++++

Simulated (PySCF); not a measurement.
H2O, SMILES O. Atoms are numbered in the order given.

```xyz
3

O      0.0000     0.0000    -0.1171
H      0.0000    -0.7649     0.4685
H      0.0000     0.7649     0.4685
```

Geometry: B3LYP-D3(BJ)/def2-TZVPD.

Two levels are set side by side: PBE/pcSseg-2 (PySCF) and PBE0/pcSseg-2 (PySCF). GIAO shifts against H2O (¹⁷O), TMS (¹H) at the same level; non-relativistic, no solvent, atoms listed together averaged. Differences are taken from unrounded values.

++++

◆ Requirement
Retype the data in full, precisely as given.

◆ Task solution
Simulated (PySCF); not a measurement.
H2O, SMILES O. Atoms are numbered in the order given.

```xyz
3

O      0.0000     0.0000    -0.1171
H      0.0000    -0.7649     0.4685
H      0.0000     0.7649     0.4685
```

Geometry: B3LYP-D3(BJ)/def2-TZVPD.

Two levels are set side by side: PBE/pcSseg-2 (PySCF) and PBE0/pcSseg-2 (PySCF). GIAO shifts against H2O (¹⁷O), TMS (¹H) at the same level; non-relativistic, no solvent, atoms listed together averaged. Differences are taken from unrounded values.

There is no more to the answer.